EXTRACTED MATERIAL below:
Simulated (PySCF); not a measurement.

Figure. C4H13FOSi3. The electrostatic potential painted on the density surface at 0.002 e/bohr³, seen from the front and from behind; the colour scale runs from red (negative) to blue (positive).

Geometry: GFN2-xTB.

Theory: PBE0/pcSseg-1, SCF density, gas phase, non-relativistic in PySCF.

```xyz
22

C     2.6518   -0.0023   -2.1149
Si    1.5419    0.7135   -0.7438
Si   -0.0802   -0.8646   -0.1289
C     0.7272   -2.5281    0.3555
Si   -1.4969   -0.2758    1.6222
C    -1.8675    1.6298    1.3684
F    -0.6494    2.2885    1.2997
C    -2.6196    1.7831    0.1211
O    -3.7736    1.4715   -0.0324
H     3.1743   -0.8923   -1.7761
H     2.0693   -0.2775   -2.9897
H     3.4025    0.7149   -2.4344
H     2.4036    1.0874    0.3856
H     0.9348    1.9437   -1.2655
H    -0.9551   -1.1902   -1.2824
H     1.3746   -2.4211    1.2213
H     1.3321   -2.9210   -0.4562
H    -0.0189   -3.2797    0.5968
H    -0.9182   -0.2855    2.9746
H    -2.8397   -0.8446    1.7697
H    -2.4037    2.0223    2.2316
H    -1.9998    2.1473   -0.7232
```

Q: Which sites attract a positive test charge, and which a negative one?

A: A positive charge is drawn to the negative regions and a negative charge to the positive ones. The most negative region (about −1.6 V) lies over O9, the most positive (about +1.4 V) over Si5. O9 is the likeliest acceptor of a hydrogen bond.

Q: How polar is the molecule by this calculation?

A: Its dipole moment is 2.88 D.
End of EXTRACTED MATERIAL.

WORK ITEM: Return only the lines between the one holding "A: A positive" and the one holding "Q: How polar", inclusive, exactly as they appear above.

ANSWER SECTION:
A: A positive charge is drawn to the negative regions and a negative charge to the positive ones. The most negative region (about −1.6 V) lies over O9, the most positive (about +1.4 V) over Si5. O9 is the likeliest acceptor of a hydrogen bond.

Q: How polar is the molecule by this calculation?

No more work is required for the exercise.